MATERIAL SUPPLIED
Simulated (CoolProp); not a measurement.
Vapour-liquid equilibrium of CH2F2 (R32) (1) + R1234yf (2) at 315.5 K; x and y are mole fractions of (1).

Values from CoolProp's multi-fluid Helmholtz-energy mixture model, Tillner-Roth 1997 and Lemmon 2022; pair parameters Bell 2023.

ACTIVITY
Reproduce verbatim only this range: the first line of the material through the line that contains "Vapour-liquid equilibrium of", inclusive.

YOUR RESPONSE
Simulated (CoolProp); not a measurement.
Vapour-liquid equilibrium of CH2F2 (R32) (1) + R1234yf (2) at 315.5 K; x and y are mole fractions of (1).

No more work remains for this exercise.